SUPPLIED DATA Start Marker

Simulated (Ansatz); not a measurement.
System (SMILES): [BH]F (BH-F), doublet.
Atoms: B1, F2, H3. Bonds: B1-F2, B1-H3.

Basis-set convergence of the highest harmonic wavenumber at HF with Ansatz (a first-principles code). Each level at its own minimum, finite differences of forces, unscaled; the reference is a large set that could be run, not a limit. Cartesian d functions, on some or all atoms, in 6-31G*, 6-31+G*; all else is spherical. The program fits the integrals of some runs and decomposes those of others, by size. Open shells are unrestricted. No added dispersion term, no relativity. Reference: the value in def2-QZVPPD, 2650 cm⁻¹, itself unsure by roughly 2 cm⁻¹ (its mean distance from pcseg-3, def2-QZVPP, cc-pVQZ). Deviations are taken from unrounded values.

SUPPLIED DATA End Marker

- [WORK TASK]:
The records above should all be quoted exactly, please.

- [YOUR RESPONSE]:
Simulated (Ansatz); not a measurement.
System (SMILES): [BH]F (BH-F), doublet.
Atoms: B1, F2, H3. Bonds: B1-F2, B1-H3.

Basis-set convergence of the highest harmonic wavenumber at HF with Ansatz (a first-principles code). Each level at its own minimum, finite differences of forces, unscaled; the reference is a large set that could be run, not a limit. Cartesian d functions, on some or all atoms, in 6-31G*, 6-31+G*; all else is spherical. The program fits the integrals of some runs and decomposes those of others, by size. Open shells are unrestricted. No added dispersion term, no relativity. Reference: the value in def2-QZVPPD, 2650 cm⁻¹, itself unsure by roughly 2 cm⁻¹ (its mean distance from pcseg-3, def2-QZVPP, cc-pVQZ). Deviations are taken from unrounded values.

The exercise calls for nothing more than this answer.